* EXERCISE *
Take the material below and restate it word for word, stopping after the line in which "Potentials or basis: VASP" occurs.

* EXCERPTED DATA *
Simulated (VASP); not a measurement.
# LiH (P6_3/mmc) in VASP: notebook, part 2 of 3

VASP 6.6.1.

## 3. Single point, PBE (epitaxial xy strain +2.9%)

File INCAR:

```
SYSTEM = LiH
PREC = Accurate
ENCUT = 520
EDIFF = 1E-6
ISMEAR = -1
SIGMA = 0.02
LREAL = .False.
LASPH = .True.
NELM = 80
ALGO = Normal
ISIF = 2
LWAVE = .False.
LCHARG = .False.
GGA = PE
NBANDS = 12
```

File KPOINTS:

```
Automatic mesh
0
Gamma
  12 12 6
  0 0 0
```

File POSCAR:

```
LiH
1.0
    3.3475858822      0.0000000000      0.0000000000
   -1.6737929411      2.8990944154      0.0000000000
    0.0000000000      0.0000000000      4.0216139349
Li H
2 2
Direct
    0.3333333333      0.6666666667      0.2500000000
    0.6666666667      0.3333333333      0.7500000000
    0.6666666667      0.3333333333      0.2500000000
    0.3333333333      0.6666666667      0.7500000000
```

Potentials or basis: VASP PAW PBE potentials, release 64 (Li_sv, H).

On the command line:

* SOLUTION *
Simulated (VASP); not a measurement.
# LiH (P6_3/mmc) in VASP: notebook, part 2 of 3

VASP 6.6.1.

## 3. Single point, PBE (epitaxial xy strain +2.9%)

File INCAR:

```
SYSTEM = LiH
PREC = Accurate
ENCUT = 520
EDIFF = 1E-6
ISMEAR = -1
SIGMA = 0.02
LREAL = .False.
LASPH = .True.
NELM = 80
ALGO = Normal
ISIF = 2
LWAVE = .False.
LCHARG = .False.
GGA = PE
NBANDS = 12
```

File KPOINTS:

```
Automatic mesh
0
Gamma
  12 12 6
  0 0 0
```

File POSCAR:

```
LiH
1.0
    3.3475858822      0.0000000000      0.0000000000
   -1.6737929411      2.8990944154      0.0000000000
    0.0000000000      0.0000000000      4.0216139349
Li H
2 2
Direct
    0.3333333333      0.6666666667      0.2500000000
    0.6666666667      0.3333333333      0.7500000000
    0.6666666667      0.3333333333      0.2500000000
    0.3333333333      0.6666666667      0.7500000000
```

Potentials or basis: VASP PAW PBE potentials, release 64 (Li_sv, H).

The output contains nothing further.